**WORK REQUEST**
Beginning with the first line of the data below, extract each line up to and including the one containing "### Question". Copy them exactly and add nothing.

**RECORDS SHOWN**
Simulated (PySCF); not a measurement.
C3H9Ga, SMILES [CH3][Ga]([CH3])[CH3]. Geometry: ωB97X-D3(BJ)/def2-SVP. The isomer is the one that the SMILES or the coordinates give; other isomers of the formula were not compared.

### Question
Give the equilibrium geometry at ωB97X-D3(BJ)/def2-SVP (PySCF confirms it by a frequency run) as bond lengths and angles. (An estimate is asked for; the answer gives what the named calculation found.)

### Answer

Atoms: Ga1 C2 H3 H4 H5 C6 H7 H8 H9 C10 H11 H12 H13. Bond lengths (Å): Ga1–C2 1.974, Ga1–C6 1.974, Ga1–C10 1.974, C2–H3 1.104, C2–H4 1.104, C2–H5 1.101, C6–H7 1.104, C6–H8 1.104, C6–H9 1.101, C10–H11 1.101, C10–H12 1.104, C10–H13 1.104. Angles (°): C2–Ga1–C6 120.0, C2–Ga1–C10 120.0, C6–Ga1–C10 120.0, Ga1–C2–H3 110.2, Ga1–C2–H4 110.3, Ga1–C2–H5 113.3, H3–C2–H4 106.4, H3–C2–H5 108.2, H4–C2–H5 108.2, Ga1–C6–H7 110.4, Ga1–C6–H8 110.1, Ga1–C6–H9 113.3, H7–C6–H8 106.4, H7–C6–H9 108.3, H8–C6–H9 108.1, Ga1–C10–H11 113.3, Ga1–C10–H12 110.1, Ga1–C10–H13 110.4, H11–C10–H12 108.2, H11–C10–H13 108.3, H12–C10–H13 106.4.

**WORKED SOLUTION**
Simulated (PySCF); not a measurement.
C3H9Ga, SMILES [CH3][Ga]([CH3])[CH3]. Geometry: ωB97X-D3(BJ)/def2-SVP. The isomer is the one that the SMILES or the coordinates give; other isomers of the formula were not compared.

### Question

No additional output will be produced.